WORK INSTRUCTION
Here are the records. Write out exactly the lines between the one holding "Program: VASP 6.6.1" and the one holding "Question: How do", inclusive.

SOURCE DATA
'''

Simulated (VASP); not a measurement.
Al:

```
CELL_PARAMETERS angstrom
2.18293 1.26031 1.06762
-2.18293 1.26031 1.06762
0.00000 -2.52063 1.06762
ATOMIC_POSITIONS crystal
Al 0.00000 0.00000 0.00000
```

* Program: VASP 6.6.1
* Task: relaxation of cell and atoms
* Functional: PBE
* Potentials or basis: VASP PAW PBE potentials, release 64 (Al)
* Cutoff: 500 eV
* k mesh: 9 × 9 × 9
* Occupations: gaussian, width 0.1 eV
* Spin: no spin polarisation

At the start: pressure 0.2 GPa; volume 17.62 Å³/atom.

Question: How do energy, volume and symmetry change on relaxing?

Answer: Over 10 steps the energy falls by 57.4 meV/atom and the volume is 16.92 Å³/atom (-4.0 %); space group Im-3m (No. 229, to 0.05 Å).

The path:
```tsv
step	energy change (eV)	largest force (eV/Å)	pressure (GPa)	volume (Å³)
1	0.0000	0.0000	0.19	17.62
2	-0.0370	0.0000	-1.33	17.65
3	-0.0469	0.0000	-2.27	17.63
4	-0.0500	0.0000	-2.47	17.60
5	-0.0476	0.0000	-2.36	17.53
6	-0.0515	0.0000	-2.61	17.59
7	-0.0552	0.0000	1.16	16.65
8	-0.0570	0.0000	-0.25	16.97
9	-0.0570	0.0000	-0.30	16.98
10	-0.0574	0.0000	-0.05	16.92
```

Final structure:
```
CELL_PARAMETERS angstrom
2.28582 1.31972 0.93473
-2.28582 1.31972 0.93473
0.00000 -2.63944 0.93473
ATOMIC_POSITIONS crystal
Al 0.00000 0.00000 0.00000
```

'''

PROBLEM SOLUTION
* Program: VASP 6.6.1
* Task: relaxation of cell and atoms
* Functional: PBE
* Potentials or basis: VASP PAW PBE potentials, release 64 (Al)
* Cutoff: 500 eV
* k mesh: 9 × 9 × 9
* Occupations: gaussian, width 0.1 eV
* Spin: no spin polarisation

At the start: pressure 0.2 GPa; volume 17.62 Å³/atom.

Question: How do energy, volume and symmetry change on relaxing?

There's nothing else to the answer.